Start of EXTRACTED INFORMATION

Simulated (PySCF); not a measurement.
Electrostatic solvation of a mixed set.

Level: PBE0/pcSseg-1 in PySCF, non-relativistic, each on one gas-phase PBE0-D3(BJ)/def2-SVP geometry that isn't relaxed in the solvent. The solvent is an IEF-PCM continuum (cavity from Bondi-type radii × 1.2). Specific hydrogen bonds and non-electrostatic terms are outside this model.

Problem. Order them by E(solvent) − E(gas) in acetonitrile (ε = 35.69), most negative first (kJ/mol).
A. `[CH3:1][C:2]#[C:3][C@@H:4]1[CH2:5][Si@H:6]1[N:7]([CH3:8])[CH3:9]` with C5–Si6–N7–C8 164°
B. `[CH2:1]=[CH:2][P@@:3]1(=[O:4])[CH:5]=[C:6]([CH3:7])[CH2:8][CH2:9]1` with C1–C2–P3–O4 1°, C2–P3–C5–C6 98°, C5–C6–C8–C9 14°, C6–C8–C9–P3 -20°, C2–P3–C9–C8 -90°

End of EXTRACTED INFORMATION

» WORK ORDER
Only the lines from the first line of the material above through the line that contains "Problem. Order them" should be quoted, each one exactly.

» ANSWER AREA
Simulated (PySCF); not a measurement.
Electrostatic solvation of a mixed set.

Level: PBE0/pcSseg-1 in PySCF, non-relativistic, each on one gas-phase PBE0-D3(BJ)/def2-SVP geometry that isn't relaxed in the solvent. The solvent is an IEF-PCM continuum (cavity from Bondi-type radii × 1.2). Specific hydrogen bonds and non-electrostatic terms are outside this model.

Problem. Order them by E(solvent) − E(gas) in acetonitrile (ε = 35.69), most negative first (kJ/mol).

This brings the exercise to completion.